Beginning with the first line, copy out each line of the material until the line containing "Some strong electric-dipole" has been copied as well.

########
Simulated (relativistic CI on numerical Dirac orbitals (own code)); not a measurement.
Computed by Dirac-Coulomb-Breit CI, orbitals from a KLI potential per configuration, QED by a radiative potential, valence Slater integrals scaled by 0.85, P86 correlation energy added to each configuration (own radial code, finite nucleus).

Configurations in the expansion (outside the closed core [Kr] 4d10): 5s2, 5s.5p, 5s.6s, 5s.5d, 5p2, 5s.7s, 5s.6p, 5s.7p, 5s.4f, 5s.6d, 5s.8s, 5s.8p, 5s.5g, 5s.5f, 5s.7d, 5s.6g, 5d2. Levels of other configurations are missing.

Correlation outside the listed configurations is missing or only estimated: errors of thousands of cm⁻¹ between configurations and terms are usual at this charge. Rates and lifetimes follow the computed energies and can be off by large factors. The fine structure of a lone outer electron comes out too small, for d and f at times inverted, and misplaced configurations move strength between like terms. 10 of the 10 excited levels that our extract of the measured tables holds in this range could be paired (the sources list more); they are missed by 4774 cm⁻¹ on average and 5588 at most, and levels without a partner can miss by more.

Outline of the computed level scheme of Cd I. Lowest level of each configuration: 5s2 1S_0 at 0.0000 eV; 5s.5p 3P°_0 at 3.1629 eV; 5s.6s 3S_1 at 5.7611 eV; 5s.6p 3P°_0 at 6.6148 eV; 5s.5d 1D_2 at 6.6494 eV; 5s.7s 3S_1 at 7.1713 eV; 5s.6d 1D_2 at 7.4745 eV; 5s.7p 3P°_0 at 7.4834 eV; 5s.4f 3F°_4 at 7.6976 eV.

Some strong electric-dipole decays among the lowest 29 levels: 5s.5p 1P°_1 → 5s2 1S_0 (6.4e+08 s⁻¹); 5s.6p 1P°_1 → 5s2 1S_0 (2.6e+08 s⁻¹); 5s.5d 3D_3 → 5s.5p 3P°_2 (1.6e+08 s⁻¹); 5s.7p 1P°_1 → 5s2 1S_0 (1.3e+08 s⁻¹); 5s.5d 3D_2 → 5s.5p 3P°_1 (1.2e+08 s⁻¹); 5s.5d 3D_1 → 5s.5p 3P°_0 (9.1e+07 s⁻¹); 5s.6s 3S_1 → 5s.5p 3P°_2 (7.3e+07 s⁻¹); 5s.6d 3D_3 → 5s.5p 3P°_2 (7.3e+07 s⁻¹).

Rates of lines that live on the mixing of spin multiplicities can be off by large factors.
########

Exercise output —
Simulated (relativistic CI on numerical Dirac orbitals (own code)); not a measurement.
Computed by Dirac-Coulomb-Breit CI, orbitals from a KLI potential per configuration, QED by a radiative potential, valence Slater integrals scaled by 0.85, P86 correlation energy added to each configuration (own radial code, finite nucleus).

Configurations in the expansion (outside the closed core [Kr] 4d10): 5s2, 5s.5p, 5s.6s, 5s.5d, 5p2, 5s.7s, 5s.6p, 5s.7p, 5s.4f, 5s.6d, 5s.8s, 5s.8p, 5s.5g, 5s.5f, 5s.7d, 5s.6g, 5d2. Levels of other configurations are missing.

Correlation outside the listed configurations is missing or only estimated: errors of thousands of cm⁻¹ between configurations and terms are usual at this charge. Rates and lifetimes follow the computed energies and can be off by large factors. The fine structure of a lone outer electron comes out too small, for d and f at times inverted, and misplaced configurations move strength between like terms. 10 of the 10 excited levels that our extract of the measured tables holds in this range could be paired (the sources list more); they are missed by 4774 cm⁻¹ on average and 5588 at most, and levels without a partner can miss by more.

Outline of the computed level scheme of Cd I. Lowest level of each configuration: 5s2 1S_0 at 0.0000 eV; 5s.5p 3P°_0 at 3.1629 eV; 5s.6s 3S_1 at 5.7611 eV; 5s.6p 3P°_0 at 6.6148 eV; 5s.5d 1D_2 at 6.6494 eV; 5s.7s 3S_1 at 7.1713 eV; 5s.6d 1D_2 at 7.4745 eV; 5s.7p 3P°_0 at 7.4834 eV; 5s.4f 3F°_4 at 7.6976 eV.

Some strong electric-dipole decays among the lowest 29 levels: 5s.5p 1P°_1 → 5s2 1S_0 (6.4e+08 s⁻¹); 5s.6p 1P°_1 → 5s2 1S_0 (2.6e+08 s⁻¹); 5s.5d 3D_3 → 5s.5p 3P°_2 (1.6e+08 s⁻¹); 5s.7p 1P°_1 → 5s2 1S_0 (1.3e+08 s⁻¹); 5s.5d 3D_2 → 5s.5p 3P°_1 (1.2e+08 s⁻¹); 5s.5d 3D_1 → 5s.5p 3P°_0 (9.1e+07 s⁻¹); 5s.6s 3S_1 → 5s.5p 3P°_2 (7.3e+07 s⁻¹); 5s.6d 3D_3 → 5s.5p 3P°_2 (7.3e+07 s⁻¹).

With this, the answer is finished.